**Work instruction:** Rewrite the full material exactly; no line may be skipped.

**Extracted entries:**
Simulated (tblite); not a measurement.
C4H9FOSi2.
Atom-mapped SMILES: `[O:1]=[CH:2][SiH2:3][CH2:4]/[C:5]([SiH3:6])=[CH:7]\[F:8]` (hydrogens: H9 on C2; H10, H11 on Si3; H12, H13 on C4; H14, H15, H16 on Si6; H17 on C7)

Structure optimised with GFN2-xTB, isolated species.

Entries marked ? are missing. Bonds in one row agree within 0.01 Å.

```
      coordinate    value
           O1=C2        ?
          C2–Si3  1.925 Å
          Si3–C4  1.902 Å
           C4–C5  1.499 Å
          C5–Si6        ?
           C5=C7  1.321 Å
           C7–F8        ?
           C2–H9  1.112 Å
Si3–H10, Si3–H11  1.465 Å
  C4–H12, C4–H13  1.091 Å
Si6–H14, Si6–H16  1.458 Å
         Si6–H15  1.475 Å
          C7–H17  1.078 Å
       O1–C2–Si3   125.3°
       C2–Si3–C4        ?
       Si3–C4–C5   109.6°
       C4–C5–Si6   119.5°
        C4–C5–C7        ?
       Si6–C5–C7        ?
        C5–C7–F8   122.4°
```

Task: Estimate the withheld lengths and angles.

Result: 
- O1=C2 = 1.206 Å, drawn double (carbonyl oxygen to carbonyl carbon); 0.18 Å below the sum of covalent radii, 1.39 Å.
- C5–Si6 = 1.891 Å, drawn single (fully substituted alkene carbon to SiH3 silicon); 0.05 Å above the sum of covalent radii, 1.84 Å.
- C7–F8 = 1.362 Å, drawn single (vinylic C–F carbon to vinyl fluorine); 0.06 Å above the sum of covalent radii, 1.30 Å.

**Exercise solution:**
Simulated (tblite); not a measurement.
C4H9FOSi2.
Atom-mapped SMILES: `[O:1]=[CH:2][SiH2:3][CH2:4]/[C:5]([SiH3:6])=[CH:7]\[F:8]` (hydrogens: H9 on C2; H10, H11 on Si3; H12, H13 on C4; H14, H15, H16 on Si6; H17 on C7)

Structure optimised with GFN2-xTB, isolated species.

Entries marked ? are missing. Bonds in one row agree within 0.01 Å.

```
      coordinate    value
           O1=C2        ?
          C2–Si3  1.925 Å
          Si3–C4  1.902 Å
           C4–C5  1.499 Å
          C5–Si6        ?
           C5=C7  1.321 Å
           C7–F8        ?
           C2–H9  1.112 Å
Si3–H10, Si3–H11  1.465 Å
  C4–H12, C4–H13  1.091 Å
Si6–H14, Si6–H16  1.458 Å
         Si6–H15  1.475 Å
          C7–H17  1.078 Å
       O1–C2–Si3   125.3°
       C2–Si3–C4        ?
       Si3–C4–C5   109.6°
       C4–C5–Si6   119.5°
        C4–C5–C7        ?
       Si6–C5–C7        ?
        C5–C7–F8   122.4°
```

Task: Estimate the withheld lengths and angles.

Result: 
- O1=C2 = 1.206 Å, drawn double (carbonyl oxygen to carbonyl carbon); 0.18 Å below the sum of covalent radii, 1.39 Å.
- C5–Si6 = 1.891 Å, drawn single (fully substituted alkene carbon to SiH3 silicon); 0.05 Å above the sum of covalent radii, 1.84 Å.
- C7–F8 = 1.362 Å, drawn single (vinylic C–F carbon to vinyl fluorine); 0.06 Å above the sum of covalent radii, 1.30 Å.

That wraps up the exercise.